[Start of section]
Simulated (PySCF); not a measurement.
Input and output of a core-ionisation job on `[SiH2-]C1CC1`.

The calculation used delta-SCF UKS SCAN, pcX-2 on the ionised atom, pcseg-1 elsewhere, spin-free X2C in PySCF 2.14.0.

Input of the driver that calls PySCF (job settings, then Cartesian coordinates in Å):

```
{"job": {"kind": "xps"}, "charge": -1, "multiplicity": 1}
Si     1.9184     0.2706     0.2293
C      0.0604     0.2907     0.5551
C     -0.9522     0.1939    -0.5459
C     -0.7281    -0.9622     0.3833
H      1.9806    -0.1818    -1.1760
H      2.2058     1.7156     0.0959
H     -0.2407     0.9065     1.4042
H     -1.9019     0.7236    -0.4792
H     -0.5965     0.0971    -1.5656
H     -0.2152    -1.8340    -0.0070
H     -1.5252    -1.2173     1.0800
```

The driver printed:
[End of section]

- _Work instruction_
Beginning with the line containing "Input and output" and ending with the line containing "The calculation used", extract those lines exactly from the listing above, and only those.

- _Written solution_
Input and output of a core-ionisation job on `[SiH2-]C1CC1`.

The calculation used delta-SCF UKS SCAN, pcX-2 on the ionised atom, pcseg-1 elsewhere, spin-free X2C in PySCF 2.14.0.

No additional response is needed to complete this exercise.